• _RECORDS SHOWN_:
·····

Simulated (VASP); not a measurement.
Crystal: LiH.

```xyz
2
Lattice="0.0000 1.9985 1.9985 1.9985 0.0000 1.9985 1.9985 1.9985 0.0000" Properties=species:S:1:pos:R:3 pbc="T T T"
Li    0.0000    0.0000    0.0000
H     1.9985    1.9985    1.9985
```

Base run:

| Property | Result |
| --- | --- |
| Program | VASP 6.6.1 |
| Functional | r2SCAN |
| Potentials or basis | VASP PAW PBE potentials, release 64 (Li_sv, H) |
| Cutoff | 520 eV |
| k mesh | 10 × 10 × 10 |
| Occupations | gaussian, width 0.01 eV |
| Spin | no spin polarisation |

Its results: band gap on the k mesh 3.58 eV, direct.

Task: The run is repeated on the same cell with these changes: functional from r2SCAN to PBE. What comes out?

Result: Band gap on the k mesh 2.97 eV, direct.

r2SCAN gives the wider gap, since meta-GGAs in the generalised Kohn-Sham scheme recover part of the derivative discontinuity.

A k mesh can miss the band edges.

·····

• _BRIEF_: The lines from the first of the entries through the line holding "Functional | r2SCAN |" are to be restated word for word, and no others.

• _RESULT_:
Simulated (VASP); not a measurement.
Crystal: LiH.

```xyz
2
Lattice="0.0000 1.9985 1.9985 1.9985 0.0000 1.9985 1.9985 1.9985 0.0000" Properties=species:S:1:pos:R:3 pbc="T T T"
Li    0.0000    0.0000    0.0000
H     1.9985    1.9985    1.9985
```

Base run:

| Property | Result |
| --- | --- |
| Program | VASP 6.6.1 |
| Functional | r2SCAN |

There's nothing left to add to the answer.